WORK ORDER | Output must match the data below exactly from its first line through the line that contains "C, temperature from 71 to 5 °C", with no other line.

RECORDED INFORMATION |
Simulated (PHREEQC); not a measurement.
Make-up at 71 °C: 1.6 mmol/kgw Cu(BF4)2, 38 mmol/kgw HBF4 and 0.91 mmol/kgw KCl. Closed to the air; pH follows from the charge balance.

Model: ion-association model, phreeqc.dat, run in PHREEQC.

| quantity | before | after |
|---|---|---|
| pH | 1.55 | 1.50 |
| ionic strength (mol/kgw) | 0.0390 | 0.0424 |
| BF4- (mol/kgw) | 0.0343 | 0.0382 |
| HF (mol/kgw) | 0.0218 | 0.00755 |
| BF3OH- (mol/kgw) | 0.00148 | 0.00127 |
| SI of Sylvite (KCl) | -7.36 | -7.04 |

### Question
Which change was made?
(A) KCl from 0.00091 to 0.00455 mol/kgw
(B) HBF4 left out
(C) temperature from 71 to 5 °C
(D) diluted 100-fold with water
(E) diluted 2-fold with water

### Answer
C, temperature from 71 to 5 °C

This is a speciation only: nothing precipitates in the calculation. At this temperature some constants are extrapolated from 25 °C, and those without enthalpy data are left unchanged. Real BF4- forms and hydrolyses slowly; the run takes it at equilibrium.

WRITTEN SOLUTION |
Simulated (PHREEQC); not a measurement.
Make-up at 71 °C: 1.6 mmol/kgw Cu(BF4)2, 38 mmol/kgw HBF4 and 0.91 mmol/kgw KCl. Closed to the air; pH follows from the charge balance.

Model: ion-association model, phreeqc.dat, run in PHREEQC.

| quantity | before | after |
|---|---|---|
| pH | 1.55 | 1.50 |
| ionic strength (mol/kgw) | 0.0390 | 0.0424 |
| BF4- (mol/kgw) | 0.0343 | 0.0382 |
| HF (mol/kgw) | 0.0218 | 0.00755 |
| BF3OH- (mol/kgw) | 0.00148 | 0.00127 |
| SI of Sylvite (KCl) | -7.36 | -7.04 |

### Question
Which change was made?
(A) KCl from 0.00091 to 0.00455 mol/kgw
(B) HBF4 left out
(C) temperature from 71 to 5 °C
(D) diluted 100-fold with water
(E) diluted 2-fold with water

### Answer
C, temperature from 71 to 5 °C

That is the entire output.